[Work request]
Below this line is the material. Write out only its lines from the one containing "## (3) Conversion and set-up" through the one containing "The job ended", both kept, exactly.

⟨

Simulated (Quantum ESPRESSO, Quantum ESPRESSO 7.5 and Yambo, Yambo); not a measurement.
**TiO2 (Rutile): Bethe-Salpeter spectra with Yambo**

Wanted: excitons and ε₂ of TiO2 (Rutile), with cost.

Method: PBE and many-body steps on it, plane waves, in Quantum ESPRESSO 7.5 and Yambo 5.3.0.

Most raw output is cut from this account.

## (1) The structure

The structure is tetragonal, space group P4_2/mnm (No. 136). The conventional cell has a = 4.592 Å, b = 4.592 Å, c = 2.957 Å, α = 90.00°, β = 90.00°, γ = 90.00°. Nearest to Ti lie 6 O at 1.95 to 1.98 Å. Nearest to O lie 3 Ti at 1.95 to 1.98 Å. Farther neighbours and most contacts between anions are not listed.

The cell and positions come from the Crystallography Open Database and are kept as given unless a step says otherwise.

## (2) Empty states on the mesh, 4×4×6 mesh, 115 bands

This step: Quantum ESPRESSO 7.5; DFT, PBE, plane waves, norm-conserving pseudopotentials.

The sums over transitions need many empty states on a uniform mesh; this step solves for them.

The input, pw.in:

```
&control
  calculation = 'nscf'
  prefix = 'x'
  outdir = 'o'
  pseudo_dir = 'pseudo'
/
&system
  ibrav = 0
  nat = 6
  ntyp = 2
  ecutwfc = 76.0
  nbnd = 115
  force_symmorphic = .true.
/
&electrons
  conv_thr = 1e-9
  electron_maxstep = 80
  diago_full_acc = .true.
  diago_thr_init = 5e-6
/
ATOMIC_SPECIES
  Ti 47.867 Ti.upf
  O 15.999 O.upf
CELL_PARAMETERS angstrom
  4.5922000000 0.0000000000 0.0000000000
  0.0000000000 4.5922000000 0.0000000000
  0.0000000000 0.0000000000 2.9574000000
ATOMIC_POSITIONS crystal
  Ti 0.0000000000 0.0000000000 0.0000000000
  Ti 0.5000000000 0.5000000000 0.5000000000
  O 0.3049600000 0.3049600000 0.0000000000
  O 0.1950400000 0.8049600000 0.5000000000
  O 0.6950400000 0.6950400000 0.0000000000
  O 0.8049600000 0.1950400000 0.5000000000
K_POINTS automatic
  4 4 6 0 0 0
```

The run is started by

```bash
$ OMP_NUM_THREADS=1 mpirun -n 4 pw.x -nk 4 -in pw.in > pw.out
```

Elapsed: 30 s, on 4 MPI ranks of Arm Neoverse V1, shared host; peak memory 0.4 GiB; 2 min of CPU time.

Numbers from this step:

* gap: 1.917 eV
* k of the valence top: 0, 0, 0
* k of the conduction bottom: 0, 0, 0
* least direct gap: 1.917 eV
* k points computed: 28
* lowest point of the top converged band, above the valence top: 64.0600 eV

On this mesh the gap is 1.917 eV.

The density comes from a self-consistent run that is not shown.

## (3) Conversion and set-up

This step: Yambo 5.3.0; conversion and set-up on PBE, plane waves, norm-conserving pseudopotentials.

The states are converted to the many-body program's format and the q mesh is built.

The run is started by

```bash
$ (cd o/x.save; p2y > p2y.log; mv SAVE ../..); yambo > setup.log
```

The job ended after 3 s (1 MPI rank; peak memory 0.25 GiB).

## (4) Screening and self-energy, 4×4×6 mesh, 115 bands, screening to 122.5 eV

⟩

[Response]
## (3) Conversion and set-up

This step: Yambo 5.3.0; conversion and set-up on PBE, plane waves, norm-conserving pseudopotentials.

The states are converted to the many-body program's format and the q mesh is built.

The run is started by

```bash
$ (cd o/x.save; p2y > p2y.log; mv SAVE ../..); yambo > setup.log
```

The job ended after 3 s (1 MPI rank; peak memory 0.25 GiB).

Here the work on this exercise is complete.